#####

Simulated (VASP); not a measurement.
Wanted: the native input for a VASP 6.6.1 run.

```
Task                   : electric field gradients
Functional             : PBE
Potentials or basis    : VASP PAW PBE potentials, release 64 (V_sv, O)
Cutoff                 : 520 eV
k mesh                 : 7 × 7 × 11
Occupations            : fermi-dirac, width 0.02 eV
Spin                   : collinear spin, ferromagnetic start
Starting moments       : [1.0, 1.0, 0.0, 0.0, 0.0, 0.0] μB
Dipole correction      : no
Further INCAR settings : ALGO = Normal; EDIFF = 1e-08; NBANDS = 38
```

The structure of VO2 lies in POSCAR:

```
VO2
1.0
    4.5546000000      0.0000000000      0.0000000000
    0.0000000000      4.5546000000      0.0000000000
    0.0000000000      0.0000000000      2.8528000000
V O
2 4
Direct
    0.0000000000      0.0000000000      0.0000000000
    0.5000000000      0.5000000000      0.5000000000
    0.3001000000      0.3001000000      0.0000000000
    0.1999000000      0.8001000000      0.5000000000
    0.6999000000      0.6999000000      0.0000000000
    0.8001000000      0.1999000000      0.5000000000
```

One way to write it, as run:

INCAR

#####

▸ **BRIEF**: Through the line that holds "One way to write", repeat the material above exactly, starting at its first line.

▸ **TASK ANSWER**:
Simulated (VASP); not a measurement.
Wanted: the native input for a VASP 6.6.1 run.

```
Task                   : electric field gradients
Functional             : PBE
Potentials or basis    : VASP PAW PBE potentials, release 64 (V_sv, O)
Cutoff                 : 520 eV
k mesh                 : 7 × 7 × 11
Occupations            : fermi-dirac, width 0.02 eV
Spin                   : collinear spin, ferromagnetic start
Starting moments       : [1.0, 1.0, 0.0, 0.0, 0.0, 0.0] μB
Dipole correction      : no
Further INCAR settings : ALGO = Normal; EDIFF = 1e-08; NBANDS = 38
```

The structure of VO2 lies in POSCAR:

```
VO2
1.0
    4.5546000000      0.0000000000      0.0000000000
    0.0000000000      4.5546000000      0.0000000000
    0.0000000000      0.0000000000      2.8528000000
V O
2 4
Direct
    0.0000000000      0.0000000000      0.0000000000
    0.5000000000      0.5000000000      0.5000000000
    0.3001000000      0.3001000000      0.0000000000
    0.1999000000      0.8001000000      0.5000000000
    0.6999000000      0.6999000000      0.0000000000
    0.8001000000      0.1999000000      0.5000000000
```

One way to write it, as run:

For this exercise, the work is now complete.